Segment Start: Information given
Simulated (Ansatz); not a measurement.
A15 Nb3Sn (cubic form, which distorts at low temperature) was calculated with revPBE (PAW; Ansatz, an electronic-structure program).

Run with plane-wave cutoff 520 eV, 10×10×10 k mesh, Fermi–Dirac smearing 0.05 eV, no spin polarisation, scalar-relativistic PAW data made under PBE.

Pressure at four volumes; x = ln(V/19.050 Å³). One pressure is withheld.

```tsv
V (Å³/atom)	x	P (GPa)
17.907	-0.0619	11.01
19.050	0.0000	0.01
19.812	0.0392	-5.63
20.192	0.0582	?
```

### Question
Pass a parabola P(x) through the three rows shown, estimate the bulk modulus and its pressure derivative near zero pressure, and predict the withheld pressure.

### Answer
Segment End: Information given

_Activity_: Copy out the whole listing, word for word.

_Task solution_:
Simulated (Ansatz); not a measurement.
A15 Nb3Sn (cubic form, which distorts at low temperature) was calculated with revPBE (PAW; Ansatz, an electronic-structure program).

Run with plane-wave cutoff 520 eV, 10×10×10 k mesh, Fermi–Dirac smearing 0.05 eV, no spin polarisation, scalar-relativistic PAW data made under PBE.

Pressure at four volumes; x = ln(V/19.050 Å³). One pressure is withheld.

```tsv
V (Å³/atom)	x	P (GPa)
17.907	-0.0619	11.01
19.050	0.0000	0.01
19.812	0.0392	-5.63
20.192	0.0582	?
```

### Question
Pass a parabola P(x) through the three rows shown, estimate the bulk modulus and its pressure derivative near zero pressure, and predict the withheld pressure.

### Answer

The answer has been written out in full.